RECORD SET:
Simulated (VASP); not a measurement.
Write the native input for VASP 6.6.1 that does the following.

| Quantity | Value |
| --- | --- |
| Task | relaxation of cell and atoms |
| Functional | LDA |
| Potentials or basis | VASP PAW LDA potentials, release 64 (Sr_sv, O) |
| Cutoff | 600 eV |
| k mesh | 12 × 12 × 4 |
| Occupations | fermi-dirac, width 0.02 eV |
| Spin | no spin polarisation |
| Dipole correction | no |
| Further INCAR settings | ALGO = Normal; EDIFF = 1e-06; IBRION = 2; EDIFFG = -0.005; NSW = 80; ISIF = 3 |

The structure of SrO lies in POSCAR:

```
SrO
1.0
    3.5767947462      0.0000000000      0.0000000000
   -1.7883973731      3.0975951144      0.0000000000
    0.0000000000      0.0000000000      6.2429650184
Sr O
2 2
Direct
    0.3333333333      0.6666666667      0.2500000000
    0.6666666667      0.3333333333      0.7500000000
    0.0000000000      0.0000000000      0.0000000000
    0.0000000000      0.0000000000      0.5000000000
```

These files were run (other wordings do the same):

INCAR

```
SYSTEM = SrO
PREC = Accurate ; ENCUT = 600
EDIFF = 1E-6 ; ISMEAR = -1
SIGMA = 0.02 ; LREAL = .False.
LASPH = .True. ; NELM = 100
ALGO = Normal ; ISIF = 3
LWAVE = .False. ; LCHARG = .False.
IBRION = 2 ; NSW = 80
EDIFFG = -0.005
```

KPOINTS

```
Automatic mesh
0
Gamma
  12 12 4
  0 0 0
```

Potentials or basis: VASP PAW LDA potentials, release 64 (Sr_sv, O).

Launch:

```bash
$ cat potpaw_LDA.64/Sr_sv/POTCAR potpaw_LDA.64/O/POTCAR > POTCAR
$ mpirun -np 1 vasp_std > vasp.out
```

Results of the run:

EXERCISE:
Quote, word for word, every line from the top of the entries through the line that holds "12 × 12 × 4 |".

WRITTEN RESPONSE:
Simulated (VASP); not a measurement.
Write the native input for VASP 6.6.1 that does the following.

| Quantity | Value |
| --- | --- |
| Task | relaxation of cell and atoms |
| Functional | LDA |
| Potentials or basis | VASP PAW LDA potentials, release 64 (Sr_sv, O) |
| Cutoff | 600 eV |
| k mesh | 12 × 12 × 4 |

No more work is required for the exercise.